━━━━━━━━

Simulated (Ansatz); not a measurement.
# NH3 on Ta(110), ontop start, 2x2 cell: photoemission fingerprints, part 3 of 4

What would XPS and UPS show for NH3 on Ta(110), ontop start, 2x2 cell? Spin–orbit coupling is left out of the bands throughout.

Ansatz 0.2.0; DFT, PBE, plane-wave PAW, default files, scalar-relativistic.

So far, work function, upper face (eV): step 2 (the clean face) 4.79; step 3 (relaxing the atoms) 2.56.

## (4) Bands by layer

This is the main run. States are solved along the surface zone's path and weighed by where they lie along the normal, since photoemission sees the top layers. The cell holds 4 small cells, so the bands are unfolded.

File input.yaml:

━━━━━━━━

> _Action item_:
Take exactly the lines from the one containing "What would XPS" through the one containing "This is the" in the data above, and output them with nothing added.

> _Exercise answer_:
What would XPS and UPS show for NH3 on Ta(110), ontop start, 2x2 cell? Spin–orbit coupling is left out of the bands throughout.

Ansatz 0.2.0; DFT, PBE, plane-wave PAW, default files, scalar-relativistic.

So far, work function, upper face (eV): step 2 (the clean face) 4.79; step 3 (relaxing the atoms) 2.56.

## (4) Bands by layer

This is the main run. States are solved along the surface zone's path and weighed by where they lie along the normal, since photoemission sees the top layers. The cell holds 4 small cells, so the bands are unfolded.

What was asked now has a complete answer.